- - - - -

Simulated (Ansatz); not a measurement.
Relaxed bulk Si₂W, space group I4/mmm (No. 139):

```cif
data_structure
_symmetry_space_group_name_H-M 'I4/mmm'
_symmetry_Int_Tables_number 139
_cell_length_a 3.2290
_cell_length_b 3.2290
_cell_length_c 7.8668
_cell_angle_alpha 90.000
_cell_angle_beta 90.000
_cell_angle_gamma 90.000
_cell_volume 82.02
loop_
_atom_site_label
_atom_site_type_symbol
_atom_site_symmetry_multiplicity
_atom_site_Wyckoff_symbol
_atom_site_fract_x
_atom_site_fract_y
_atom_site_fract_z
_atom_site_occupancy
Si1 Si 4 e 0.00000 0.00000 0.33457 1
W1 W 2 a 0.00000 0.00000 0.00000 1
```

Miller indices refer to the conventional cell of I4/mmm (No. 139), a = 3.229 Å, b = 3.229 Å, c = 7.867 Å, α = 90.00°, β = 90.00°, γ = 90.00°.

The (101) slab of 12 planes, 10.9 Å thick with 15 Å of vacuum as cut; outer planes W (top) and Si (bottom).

- - - - -

◆ Activity:
Each record above, in full: retype it verbatim.

◆ Your response:
Simulated (Ansatz); not a measurement.
Relaxed bulk Si₂W, space group I4/mmm (No. 139):

```cif
data_structure
_symmetry_space_group_name_H-M 'I4/mmm'
_symmetry_Int_Tables_number 139
_cell_length_a 3.2290
_cell_length_b 3.2290
_cell_length_c 7.8668
_cell_angle_alpha 90.000
_cell_angle_beta 90.000
_cell_angle_gamma 90.000
_cell_volume 82.02
loop_
_atom_site_label
_atom_site_type_symbol
_atom_site_symmetry_multiplicity
_atom_site_Wyckoff_symbol
_atom_site_fract_x
_atom_site_fract_y
_atom_site_fract_z
_atom_site_occupancy
Si1 Si 4 e 0.00000 0.00000 0.33457 1
W1 W 2 a 0.00000 0.00000 0.00000 1
```

Miller indices refer to the conventional cell of I4/mmm (No. 139), a = 3.229 Å, b = 3.229 Å, c = 7.867 Å, α = 90.00°, β = 90.00°, γ = 90.00°.

The (101) slab of 12 planes, 10.9 Å thick with 15 Å of vacuum as cut; outer planes W (top) and Si (bottom).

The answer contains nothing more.